### ACTIVITY
The required output is every line from the beginning of the entries below through the line that includes "Experimental background.", copied exactly.

Content starts
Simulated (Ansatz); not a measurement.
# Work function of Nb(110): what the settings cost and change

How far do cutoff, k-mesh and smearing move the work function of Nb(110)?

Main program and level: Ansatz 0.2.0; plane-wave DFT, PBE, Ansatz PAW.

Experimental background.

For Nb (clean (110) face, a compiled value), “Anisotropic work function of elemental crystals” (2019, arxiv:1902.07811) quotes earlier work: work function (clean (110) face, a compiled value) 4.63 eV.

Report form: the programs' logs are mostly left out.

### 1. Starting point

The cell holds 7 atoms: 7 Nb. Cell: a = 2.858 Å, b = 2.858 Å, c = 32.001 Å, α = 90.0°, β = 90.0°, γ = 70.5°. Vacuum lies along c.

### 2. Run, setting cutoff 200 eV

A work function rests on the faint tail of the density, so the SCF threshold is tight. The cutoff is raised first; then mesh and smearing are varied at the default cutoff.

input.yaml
Content ends

### RESULT
Simulated (Ansatz); not a measurement.
# Work function of Nb(110): what the settings cost and change

How far do cutoff, k-mesh and smearing move the work function of Nb(110)?

Main program and level: Ansatz 0.2.0; plane-wave DFT, PBE, Ansatz PAW.

Experimental background.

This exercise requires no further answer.